> **REQUIRED ACTION**: Write out, word for word, only the data from its first line to the line containing "C, 2 = B, 3 = A.".

===== RECORD SET
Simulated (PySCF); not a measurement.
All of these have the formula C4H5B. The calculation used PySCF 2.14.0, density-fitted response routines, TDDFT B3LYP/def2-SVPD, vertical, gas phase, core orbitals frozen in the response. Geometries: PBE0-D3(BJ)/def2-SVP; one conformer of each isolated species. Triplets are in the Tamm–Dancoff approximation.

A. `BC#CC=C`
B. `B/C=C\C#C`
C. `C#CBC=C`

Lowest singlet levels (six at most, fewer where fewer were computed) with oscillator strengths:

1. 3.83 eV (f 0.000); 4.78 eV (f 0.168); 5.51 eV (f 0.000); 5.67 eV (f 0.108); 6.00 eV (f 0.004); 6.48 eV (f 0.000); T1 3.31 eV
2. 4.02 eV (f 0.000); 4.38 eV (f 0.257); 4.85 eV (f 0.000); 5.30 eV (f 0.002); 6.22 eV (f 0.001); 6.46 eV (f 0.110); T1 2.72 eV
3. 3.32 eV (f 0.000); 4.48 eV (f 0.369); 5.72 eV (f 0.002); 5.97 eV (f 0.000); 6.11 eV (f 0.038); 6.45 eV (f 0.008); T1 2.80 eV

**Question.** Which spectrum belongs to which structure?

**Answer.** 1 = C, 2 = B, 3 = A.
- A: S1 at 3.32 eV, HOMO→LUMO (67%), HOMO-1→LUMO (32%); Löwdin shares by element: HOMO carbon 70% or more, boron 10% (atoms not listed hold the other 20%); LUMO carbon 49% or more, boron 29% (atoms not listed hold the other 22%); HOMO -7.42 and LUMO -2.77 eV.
==========

> **YOUR SOLUTION**:
Simulated (PySCF); not a measurement.
All of these have the formula C4H5B. The calculation used PySCF 2.14.0, density-fitted response routines, TDDFT B3LYP/def2-SVPD, vertical, gas phase, core orbitals frozen in the response. Geometries: PBE0-D3(BJ)/def2-SVP; one conformer of each isolated species. Triplets are in the Tamm–Dancoff approximation.

A. `BC#CC=C`
B. `B/C=C\C#C`
C. `C#CBC=C`

Lowest singlet levels (six at most, fewer where fewer were computed) with oscillator strengths:

1. 3.83 eV (f 0.000); 4.78 eV (f 0.168); 5.51 eV (f 0.000); 5.67 eV (f 0.108); 6.00 eV (f 0.004); 6.48 eV (f 0.000); T1 3.31 eV
2. 4.02 eV (f 0.000); 4.38 eV (f 0.257); 4.85 eV (f 0.000); 5.30 eV (f 0.002); 6.22 eV (f 0.001); 6.46 eV (f 0.110); T1 2.72 eV
3. 3.32 eV (f 0.000); 4.48 eV (f 0.369); 5.72 eV (f 0.002); 5.97 eV (f 0.000); 6.11 eV (f 0.038); 6.45 eV (f 0.008); T1 2.80 eV

**Question.** Which spectrum belongs to which structure?

**Answer.** 1 = C, 2 = B, 3 = A.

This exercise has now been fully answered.